Work order :: Extract the first line through the line containing "# Worked example: C4H4BrN" from the listing below, exactly as written.

******************************

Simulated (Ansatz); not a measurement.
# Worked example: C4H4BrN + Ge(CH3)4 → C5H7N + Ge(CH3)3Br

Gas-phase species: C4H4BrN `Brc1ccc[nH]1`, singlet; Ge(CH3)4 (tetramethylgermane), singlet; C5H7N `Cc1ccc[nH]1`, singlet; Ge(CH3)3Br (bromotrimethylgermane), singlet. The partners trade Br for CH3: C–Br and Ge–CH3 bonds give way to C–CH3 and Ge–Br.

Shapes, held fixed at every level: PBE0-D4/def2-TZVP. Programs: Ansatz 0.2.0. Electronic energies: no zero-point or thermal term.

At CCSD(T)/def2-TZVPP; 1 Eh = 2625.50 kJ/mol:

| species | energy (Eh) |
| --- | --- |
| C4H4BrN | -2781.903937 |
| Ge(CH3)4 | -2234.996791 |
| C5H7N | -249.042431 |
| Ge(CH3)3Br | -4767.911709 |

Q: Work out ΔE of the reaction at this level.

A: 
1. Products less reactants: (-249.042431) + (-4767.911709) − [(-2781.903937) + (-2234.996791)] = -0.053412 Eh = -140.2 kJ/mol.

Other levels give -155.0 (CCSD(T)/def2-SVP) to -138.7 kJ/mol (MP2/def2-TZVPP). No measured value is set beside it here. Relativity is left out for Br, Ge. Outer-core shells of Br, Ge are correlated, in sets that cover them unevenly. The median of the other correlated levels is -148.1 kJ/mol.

******************************

Exercise result ::
Simulated (Ansatz); not a measurement.
# Worked example: C4H4BrN + Ge(CH3)4 → C5H7N + Ge(CH3)3Br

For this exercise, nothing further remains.